Start of GIVEN DATA
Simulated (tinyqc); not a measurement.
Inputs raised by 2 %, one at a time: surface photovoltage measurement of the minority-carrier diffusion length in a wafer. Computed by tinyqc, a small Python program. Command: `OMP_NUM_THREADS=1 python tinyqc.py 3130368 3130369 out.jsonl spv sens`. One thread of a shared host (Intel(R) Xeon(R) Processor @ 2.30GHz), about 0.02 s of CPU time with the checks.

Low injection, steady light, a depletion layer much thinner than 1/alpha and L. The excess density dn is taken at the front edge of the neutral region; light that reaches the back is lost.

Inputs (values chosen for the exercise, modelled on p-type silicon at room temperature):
End of GIVEN DATA

#### TASK ITEM:
Looking back over the data above, restate word for word the lines that begin at the line with "Inputs raised by" and end at the line with "Low injection, steady", inclusive.

#### EXERCISE RESULT:
Inputs raised by 2 %, one at a time: surface photovoltage measurement of the minority-carrier diffusion length in a wafer. Computed by tinyqc, a small Python program. Command: `OMP_NUM_THREADS=1 python tinyqc.py 3130368 3130369 out.jsonl spv sens`. One thread of a shared host (Intel(R) Xeon(R) Processor @ 2.30GHz), about 0.02 s of CPU time with the checks.

Low injection, steady light, a depletion layer much thinner than 1/alpha and L. The excess density dn is taken at the front edge of the neutral region; light that reaches the back is lost.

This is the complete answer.